■ Work request ■
Transcribe the listing below in full, keeping every line exactly as it is.

[Data listing — start]

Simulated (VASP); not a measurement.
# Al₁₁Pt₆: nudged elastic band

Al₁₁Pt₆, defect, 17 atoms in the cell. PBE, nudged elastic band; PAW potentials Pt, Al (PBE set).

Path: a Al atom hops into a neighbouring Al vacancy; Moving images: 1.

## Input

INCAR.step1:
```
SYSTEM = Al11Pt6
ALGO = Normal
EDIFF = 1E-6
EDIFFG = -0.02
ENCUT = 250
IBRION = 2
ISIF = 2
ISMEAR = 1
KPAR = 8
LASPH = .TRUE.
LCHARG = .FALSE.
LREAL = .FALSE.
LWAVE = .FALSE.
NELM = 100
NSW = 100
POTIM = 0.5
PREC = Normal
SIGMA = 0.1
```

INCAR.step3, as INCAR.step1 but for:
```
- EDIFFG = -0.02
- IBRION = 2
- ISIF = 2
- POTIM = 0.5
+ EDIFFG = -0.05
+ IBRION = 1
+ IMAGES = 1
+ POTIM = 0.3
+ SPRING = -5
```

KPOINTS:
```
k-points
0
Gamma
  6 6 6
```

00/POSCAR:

[Data listing — finish]

■ Response box ■
Simulated (VASP); not a measurement.
# Al₁₁Pt₆: nudged elastic band

Al₁₁Pt₆, defect, 17 atoms in the cell. PBE, nudged elastic band; PAW potentials Pt, Al (PBE set).

Path: a Al atom hops into a neighbouring Al vacancy; Moving images: 1.

## Input

INCAR.step1:
```
SYSTEM = Al11Pt6
ALGO = Normal
EDIFF = 1E-6
EDIFFG = -0.02
ENCUT = 250
IBRION = 2
ISIF = 2
ISMEAR = 1
KPAR = 8
LASPH = .TRUE.
LCHARG = .FALSE.
LREAL = .FALSE.
LWAVE = .FALSE.
NELM = 100
NSW = 100
POTIM = 0.5
PREC = Normal
SIGMA = 0.1
```

INCAR.step3, as INCAR.step1 but for:
```
- EDIFFG = -0.02
- IBRION = 2
- ISIF = 2
- POTIM = 0.5
+ EDIFFG = -0.05
+ IBRION = 1
+ IMAGES = 1
+ POTIM = 0.3
+ SPRING = -5
```

KPOINTS:
```
k-points
0
Gamma
  6 6 6
```

00/POSCAR:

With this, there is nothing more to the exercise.